⁂

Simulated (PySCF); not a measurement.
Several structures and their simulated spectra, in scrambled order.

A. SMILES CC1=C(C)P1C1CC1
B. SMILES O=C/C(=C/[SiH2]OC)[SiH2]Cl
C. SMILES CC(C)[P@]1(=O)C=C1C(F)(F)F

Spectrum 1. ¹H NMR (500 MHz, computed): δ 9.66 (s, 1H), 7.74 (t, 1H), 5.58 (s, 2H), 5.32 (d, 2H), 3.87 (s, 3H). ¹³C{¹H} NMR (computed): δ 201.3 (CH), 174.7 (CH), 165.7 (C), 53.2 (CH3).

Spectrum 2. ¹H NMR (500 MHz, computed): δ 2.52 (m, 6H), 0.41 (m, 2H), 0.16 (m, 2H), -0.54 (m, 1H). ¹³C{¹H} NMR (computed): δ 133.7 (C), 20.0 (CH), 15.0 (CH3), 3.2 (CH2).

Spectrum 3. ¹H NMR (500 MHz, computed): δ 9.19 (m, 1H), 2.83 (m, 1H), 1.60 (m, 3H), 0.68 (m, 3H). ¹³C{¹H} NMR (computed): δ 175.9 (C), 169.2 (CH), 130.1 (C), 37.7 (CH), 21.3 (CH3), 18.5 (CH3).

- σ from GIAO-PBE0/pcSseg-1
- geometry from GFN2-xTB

⁂

▶ **Work task**
Reproduce the records above exactly, from the first line to the line that holds "C. SMILES CC(C)[P@]1(=O)C=C1C(F)(F)F", inclusive, and omit everything after it.

▶ **Exercise output**
Simulated (PySCF); not a measurement.
Several structures and their simulated spectra, in scrambled order.

A. SMILES CC1=C(C)P1C1CC1
B. SMILES O=C/C(=C/[SiH2]OC)[SiH2]Cl
C. SMILES CC(C)[P@]1(=O)C=C1C(F)(F)F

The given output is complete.